=== Begin Enclosure ===

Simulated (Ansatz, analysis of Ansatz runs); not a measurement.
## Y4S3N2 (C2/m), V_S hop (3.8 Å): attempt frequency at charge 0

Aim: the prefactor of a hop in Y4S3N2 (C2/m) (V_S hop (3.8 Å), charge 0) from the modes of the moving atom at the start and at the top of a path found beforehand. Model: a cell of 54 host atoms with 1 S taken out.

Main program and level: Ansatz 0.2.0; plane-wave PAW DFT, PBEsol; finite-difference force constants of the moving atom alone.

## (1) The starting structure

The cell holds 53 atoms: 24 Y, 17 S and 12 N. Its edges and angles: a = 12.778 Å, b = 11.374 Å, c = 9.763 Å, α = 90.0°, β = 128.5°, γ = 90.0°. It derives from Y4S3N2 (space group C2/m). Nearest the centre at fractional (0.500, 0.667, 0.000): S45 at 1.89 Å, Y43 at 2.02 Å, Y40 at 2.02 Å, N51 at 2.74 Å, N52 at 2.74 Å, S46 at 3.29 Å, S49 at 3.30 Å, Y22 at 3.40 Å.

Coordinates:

=== End Enclosure ===

Task item ::
Output each line of the material above. Nothing should differ from the original.

Reply ::
Simulated (Ansatz, analysis of Ansatz runs); not a measurement.
## Y4S3N2 (C2/m), V_S hop (3.8 Å): attempt frequency at charge 0

Aim: the prefactor of a hop in Y4S3N2 (C2/m) (V_S hop (3.8 Å), charge 0) from the modes of the moving atom at the start and at the top of a path found beforehand. Model: a cell of 54 host atoms with 1 S taken out.

Main program and level: Ansatz 0.2.0; plane-wave PAW DFT, PBEsol; finite-difference force constants of the moving atom alone.

## (1) The starting structure

The cell holds 53 atoms: 24 Y, 17 S and 12 N. Its edges and angles: a = 12.778 Å, b = 11.374 Å, c = 9.763 Å, α = 90.0°, β = 128.5°, γ = 90.0°. It derives from Y4S3N2 (space group C2/m). Nearest the centre at fractional (0.500, 0.667, 0.000): S45 at 1.89 Å, Y43 at 2.02 Å, Y40 at 2.02 Å, N51 at 2.74 Å, N52 at 2.74 Å, S46 at 3.29 Å, S49 at 3.30 Å, Y22 at 3.40 Å.

Coordinates:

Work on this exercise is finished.